# ACTIVITY
Lines from the beginning of the data through the line containing "Answer: The gap" are to be copied exactly, with no other line included.

<<<<

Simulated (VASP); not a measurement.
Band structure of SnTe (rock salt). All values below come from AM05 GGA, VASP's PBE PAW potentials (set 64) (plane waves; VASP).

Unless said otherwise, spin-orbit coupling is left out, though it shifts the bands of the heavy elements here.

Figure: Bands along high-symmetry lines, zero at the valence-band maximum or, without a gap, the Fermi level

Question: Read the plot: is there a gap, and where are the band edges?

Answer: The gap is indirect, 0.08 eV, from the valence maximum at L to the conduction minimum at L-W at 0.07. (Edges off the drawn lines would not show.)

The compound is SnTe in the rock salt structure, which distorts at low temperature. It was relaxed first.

>>>>

# EXERCISE RESPONSE
Simulated (VASP); not a measurement.
Band structure of SnTe (rock salt). All values below come from AM05 GGA, VASP's PBE PAW potentials (set 64) (plane waves; VASP).

Unless said otherwise, spin-orbit coupling is left out, though it shifts the bands of the heavy elements here.

Figure: Bands along high-symmetry lines, zero at the valence-band maximum or, without a gap, the Fermi level

Question: Read the plot: is there a gap, and where are the band edges?

Answer: The gap is indirect, 0.08 eV, from the valence maximum at L to the conduction minimum at L-W at 0.07. (Edges off the drawn lines would not show.)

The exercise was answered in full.